▶ _DATASET ENTRIES_:
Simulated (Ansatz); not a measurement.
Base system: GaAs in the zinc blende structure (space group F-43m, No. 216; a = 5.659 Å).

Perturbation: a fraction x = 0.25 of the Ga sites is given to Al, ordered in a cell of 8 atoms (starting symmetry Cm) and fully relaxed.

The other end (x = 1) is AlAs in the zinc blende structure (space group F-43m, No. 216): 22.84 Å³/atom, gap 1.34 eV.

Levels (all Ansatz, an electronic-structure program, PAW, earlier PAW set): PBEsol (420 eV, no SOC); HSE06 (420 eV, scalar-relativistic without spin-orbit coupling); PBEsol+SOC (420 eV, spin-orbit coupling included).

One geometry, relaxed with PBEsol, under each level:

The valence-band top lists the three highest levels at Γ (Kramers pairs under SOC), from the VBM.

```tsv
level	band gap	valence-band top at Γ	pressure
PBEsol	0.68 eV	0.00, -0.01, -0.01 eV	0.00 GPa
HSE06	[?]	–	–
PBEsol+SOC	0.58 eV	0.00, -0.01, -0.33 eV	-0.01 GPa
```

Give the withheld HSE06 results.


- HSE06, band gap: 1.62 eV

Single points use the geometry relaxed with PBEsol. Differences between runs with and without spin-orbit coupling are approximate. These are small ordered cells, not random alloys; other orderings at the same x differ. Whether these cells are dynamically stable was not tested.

▶ _REQUIRED ACTION_: Everything from the first line above through the line that contains "The other end" should be duplicated exactly, please, and nothing beyond it.

▶ _TASK ANSWER_:
Simulated (Ansatz); not a measurement.
Base system: GaAs in the zinc blende structure (space group F-43m, No. 216; a = 5.659 Å).

Perturbation: a fraction x = 0.25 of the Ga sites is given to Al, ordered in a cell of 8 atoms (starting symmetry Cm) and fully relaxed.

The other end (x = 1) is AlAs in the zinc blende structure (space group F-43m, No. 216): 22.84 Å³/atom, gap 1.34 eV.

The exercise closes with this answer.